*** Opening Dataset records ***

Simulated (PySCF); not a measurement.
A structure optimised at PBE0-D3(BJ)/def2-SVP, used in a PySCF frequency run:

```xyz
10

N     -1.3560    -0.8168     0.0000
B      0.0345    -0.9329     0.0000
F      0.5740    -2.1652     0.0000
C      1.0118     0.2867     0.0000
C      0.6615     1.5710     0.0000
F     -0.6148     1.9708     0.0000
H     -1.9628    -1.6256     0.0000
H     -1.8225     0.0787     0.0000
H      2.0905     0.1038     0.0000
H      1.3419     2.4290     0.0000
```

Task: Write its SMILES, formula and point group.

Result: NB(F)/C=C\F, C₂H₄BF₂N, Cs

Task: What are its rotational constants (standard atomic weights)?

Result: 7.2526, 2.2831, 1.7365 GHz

*** Closing Dataset records ***

- [Work request]: Set down the full listing. Keep every line exact.

- [Problem solution]:
Simulated (PySCF); not a measurement.
A structure optimised at PBE0-D3(BJ)/def2-SVP, used in a PySCF frequency run:

```xyz
10

N     -1.3560    -0.8168     0.0000
B      0.0345    -0.9329     0.0000
F      0.5740    -2.1652     0.0000
C      1.0118     0.2867     0.0000
C      0.6615     1.5710     0.0000
F     -0.6148     1.9708     0.0000
H     -1.9628    -1.6256     0.0000
H     -1.8225     0.0787     0.0000
H      2.0905     0.1038     0.0000
H      1.3419     2.4290     0.0000
```

Task: Write its SMILES, formula and point group.

Result: NB(F)/C=C\F, C₂H₄BF₂N, Cs

Task: What are its rotational constants (standard atomic weights)?

Result: 7.2526, 2.2831, 1.7365 GHz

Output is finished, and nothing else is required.